--- EXCERPTED DATA Enclosed Below ---
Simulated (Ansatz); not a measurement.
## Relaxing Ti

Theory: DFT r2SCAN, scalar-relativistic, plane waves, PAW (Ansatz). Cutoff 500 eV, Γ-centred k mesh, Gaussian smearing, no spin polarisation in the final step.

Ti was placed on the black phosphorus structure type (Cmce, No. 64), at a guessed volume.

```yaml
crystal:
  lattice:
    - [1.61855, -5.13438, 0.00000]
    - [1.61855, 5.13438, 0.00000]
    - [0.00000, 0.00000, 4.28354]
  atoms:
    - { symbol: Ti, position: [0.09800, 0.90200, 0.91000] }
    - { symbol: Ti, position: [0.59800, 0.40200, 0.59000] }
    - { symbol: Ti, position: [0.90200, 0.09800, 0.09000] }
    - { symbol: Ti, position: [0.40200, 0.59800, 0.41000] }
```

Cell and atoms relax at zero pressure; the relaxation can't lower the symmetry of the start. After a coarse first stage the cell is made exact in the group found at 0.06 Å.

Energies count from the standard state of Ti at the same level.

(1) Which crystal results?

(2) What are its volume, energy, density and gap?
--- End of Enclosed EXCERPTED DATA ---

:: BRIEF ::
Exactly as written above, please repeat the entries.

:: WRITTEN REPLY ::
Simulated (Ansatz); not a measurement.
## Relaxing Ti

Theory: DFT r2SCAN, scalar-relativistic, plane waves, PAW (Ansatz). Cutoff 500 eV, Γ-centred k mesh, Gaussian smearing, no spin polarisation in the final step.

Ti was placed on the black phosphorus structure type (Cmce, No. 64), at a guessed volume.

```yaml
crystal:
  lattice:
    - [1.61855, -5.13438, 0.00000]
    - [1.61855, 5.13438, 0.00000]
    - [0.00000, 0.00000, 4.28354]
  atoms:
    - { symbol: Ti, position: [0.09800, 0.90200, 0.91000] }
    - { symbol: Ti, position: [0.59800, 0.40200, 0.59000] }
    - { symbol: Ti, position: [0.90200, 0.09800, 0.09000] }
    - { symbol: Ti, position: [0.40200, 0.59800, 0.41000] }
```

Cell and atoms relax at zero pressure; the relaxation can't lower the symmetry of the start. After a coarse first stage the cell is made exact in the group found at 0.06 Å.

Energies count from the standard state of Ti at the same level.

(1) Which crystal results?

(2) What are its volume, energy, density and gap?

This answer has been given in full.